__Assignment__:
In full and without edits, write out the data that follows.

##### Dataset extract #####

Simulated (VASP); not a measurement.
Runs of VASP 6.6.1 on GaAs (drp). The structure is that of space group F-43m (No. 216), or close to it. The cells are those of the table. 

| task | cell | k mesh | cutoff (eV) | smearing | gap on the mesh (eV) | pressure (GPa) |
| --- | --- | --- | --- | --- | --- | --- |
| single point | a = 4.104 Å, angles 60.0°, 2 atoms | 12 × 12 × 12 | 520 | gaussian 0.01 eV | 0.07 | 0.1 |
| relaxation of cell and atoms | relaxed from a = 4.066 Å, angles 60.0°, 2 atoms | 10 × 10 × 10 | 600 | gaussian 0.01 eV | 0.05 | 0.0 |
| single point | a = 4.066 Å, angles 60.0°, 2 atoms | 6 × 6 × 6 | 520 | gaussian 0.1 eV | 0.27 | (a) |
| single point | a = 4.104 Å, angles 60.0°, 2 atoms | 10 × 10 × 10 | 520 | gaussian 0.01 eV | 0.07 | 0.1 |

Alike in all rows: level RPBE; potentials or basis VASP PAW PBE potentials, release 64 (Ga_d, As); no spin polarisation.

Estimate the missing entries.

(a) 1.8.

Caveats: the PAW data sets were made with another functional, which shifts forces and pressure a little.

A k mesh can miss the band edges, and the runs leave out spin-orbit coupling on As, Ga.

#####

__Exercise response__:
Simulated (VASP); not a measurement.
Runs of VASP 6.6.1 on GaAs (drp). The structure is that of space group F-43m (No. 216), or close to it. The cells are those of the table. 

| task | cell | k mesh | cutoff (eV) | smearing | gap on the mesh (eV) | pressure (GPa) |
| --- | --- | --- | --- | --- | --- | --- |
| single point | a = 4.104 Å, angles 60.0°, 2 atoms | 12 × 12 × 12 | 520 | gaussian 0.01 eV | 0.07 | 0.1 |
| relaxation of cell and atoms | relaxed from a = 4.066 Å, angles 60.0°, 2 atoms | 10 × 10 × 10 | 600 | gaussian 0.01 eV | 0.05 | 0.0 |
| single point | a = 4.066 Å, angles 60.0°, 2 atoms | 6 × 6 × 6 | 520 | gaussian 0.1 eV | 0.27 | (a) |
| single point | a = 4.104 Å, angles 60.0°, 2 atoms | 10 × 10 × 10 | 520 | gaussian 0.01 eV | 0.07 | 0.1 |

Alike in all rows: level RPBE; potentials or basis VASP PAW PBE potentials, release 64 (Ga_d, As); no spin polarisation.

Estimate the missing entries.

(a) 1.8.

Caveats: the PAW data sets were made with another functional, which shifts forces and pressure a little.

A k mesh can miss the band edges, and the runs leave out spin-orbit coupling on As, Ga.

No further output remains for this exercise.